◆ Dataset:
Start of Block

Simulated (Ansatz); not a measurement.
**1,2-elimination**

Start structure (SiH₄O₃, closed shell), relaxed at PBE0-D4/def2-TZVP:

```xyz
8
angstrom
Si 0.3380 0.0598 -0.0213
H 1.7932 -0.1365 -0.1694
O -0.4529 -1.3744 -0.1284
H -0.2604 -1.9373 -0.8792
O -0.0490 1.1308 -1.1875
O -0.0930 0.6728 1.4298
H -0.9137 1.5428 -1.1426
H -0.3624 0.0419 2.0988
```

End of Block

◆ Work order:
From the first line to the last, restate the data above exactly.

◆ Exercise result:
Simulated (Ansatz); not a measurement.
**1,2-elimination**

Start structure (SiH₄O₃, closed shell), relaxed at PBE0-D4/def2-TZVP:

```xyz
8
angstrom
Si 0.3380 0.0598 -0.0213
H 1.7932 -0.1365 -0.1694
O -0.4529 -1.3744 -0.1284
H -0.2604 -1.9373 -0.8792
O -0.0490 1.1308 -1.1875
O -0.0930 0.6728 1.4298
H -0.9137 1.5428 -1.1426
H -0.3624 0.0419 2.0988
```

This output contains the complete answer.